> _Work instruction_:
Repeat the entries below exactly. Begin with the first line and end with the line that contains "Caveats: the volume".

> _Given data_:
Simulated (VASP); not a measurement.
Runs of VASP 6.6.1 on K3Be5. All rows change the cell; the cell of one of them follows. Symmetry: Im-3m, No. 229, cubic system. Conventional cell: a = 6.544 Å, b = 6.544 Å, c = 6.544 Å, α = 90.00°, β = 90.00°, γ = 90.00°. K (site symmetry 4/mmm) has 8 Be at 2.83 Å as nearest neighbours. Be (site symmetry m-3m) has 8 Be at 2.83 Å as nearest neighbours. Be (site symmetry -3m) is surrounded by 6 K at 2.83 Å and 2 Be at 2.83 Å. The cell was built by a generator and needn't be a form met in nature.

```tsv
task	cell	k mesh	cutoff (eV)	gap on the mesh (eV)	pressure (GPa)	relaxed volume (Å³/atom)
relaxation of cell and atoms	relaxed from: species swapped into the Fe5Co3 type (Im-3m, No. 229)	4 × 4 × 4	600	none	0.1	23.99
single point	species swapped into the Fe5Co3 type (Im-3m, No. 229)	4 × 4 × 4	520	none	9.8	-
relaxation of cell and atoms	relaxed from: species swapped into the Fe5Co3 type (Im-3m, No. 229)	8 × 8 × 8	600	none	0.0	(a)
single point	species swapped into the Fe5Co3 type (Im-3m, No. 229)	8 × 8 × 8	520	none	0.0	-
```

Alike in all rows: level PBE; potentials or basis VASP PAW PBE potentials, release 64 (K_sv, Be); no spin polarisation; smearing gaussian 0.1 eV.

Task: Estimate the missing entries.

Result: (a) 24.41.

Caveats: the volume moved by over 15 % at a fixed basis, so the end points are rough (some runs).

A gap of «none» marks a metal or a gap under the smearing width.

> _Exercise response_:
Simulated (VASP); not a measurement.
Runs of VASP 6.6.1 on K3Be5. All rows change the cell; the cell of one of them follows. Symmetry: Im-3m, No. 229, cubic system. Conventional cell: a = 6.544 Å, b = 6.544 Å, c = 6.544 Å, α = 90.00°, β = 90.00°, γ = 90.00°. K (site symmetry 4/mmm) has 8 Be at 2.83 Å as nearest neighbours. Be (site symmetry m-3m) has 8 Be at 2.83 Å as nearest neighbours. Be (site symmetry -3m) is surrounded by 6 K at 2.83 Å and 2 Be at 2.83 Å. The cell was built by a generator and needn't be a form met in nature.

```tsv
task	cell	k mesh	cutoff (eV)	gap on the mesh (eV)	pressure (GPa)	relaxed volume (Å³/atom)
relaxation of cell and atoms	relaxed from: species swapped into the Fe5Co3 type (Im-3m, No. 229)	4 × 4 × 4	600	none	0.1	23.99
single point	species swapped into the Fe5Co3 type (Im-3m, No. 229)	4 × 4 × 4	520	none	9.8	-
relaxation of cell and atoms	relaxed from: species swapped into the Fe5Co3 type (Im-3m, No. 229)	8 × 8 × 8	600	none	0.0	(a)
single point	species swapped into the Fe5Co3 type (Im-3m, No. 229)	8 × 8 × 8	520	none	0.0	-
```

Alike in all rows: level PBE; potentials or basis VASP PAW PBE potentials, release 64 (K_sv, Be); no spin polarisation; smearing gaussian 0.1 eV.

Task: Estimate the missing entries.

Result: (a) 24.41.

Caveats: the volume moved by over 15 % at a fixed basis, so the end points are rough (some runs).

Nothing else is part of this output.